*** DATASET EXCERPTS ***
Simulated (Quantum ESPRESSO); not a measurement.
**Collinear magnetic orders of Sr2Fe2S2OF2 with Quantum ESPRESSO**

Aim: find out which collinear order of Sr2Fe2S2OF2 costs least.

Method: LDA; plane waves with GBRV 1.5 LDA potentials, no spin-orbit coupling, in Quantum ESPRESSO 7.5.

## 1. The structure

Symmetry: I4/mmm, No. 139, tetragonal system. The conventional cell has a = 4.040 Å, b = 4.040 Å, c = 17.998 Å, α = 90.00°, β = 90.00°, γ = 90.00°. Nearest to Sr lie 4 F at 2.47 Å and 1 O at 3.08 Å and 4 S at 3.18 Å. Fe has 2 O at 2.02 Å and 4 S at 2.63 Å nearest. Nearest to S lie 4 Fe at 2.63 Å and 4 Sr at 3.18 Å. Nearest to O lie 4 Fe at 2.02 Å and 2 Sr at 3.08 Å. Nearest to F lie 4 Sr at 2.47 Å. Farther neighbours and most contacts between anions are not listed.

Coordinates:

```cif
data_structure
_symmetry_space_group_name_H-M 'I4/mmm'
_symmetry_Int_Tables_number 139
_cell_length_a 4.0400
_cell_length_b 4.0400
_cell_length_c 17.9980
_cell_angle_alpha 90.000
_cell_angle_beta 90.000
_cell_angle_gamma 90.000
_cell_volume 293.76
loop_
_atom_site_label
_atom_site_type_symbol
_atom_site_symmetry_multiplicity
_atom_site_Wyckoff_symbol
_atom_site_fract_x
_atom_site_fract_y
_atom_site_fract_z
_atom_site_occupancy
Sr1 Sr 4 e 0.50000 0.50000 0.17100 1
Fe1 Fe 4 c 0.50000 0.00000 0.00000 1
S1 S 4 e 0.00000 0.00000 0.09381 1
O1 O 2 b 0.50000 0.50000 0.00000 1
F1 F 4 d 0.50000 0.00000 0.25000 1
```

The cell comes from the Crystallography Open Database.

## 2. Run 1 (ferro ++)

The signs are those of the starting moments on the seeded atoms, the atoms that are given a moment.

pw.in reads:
*** End of DATASET EXCERPTS ***

- _ASSIGNMENT_
Take the entries above and copy them exactly from the first line through the line with "Aim: find out"; leave out every line after it.

- _WRITTEN ANSWER_
Simulated (Quantum ESPRESSO); not a measurement.
**Collinear magnetic orders of Sr2Fe2S2OF2 with Quantum ESPRESSO**

Aim: find out which collinear order of Sr2Fe2S2OF2 costs least.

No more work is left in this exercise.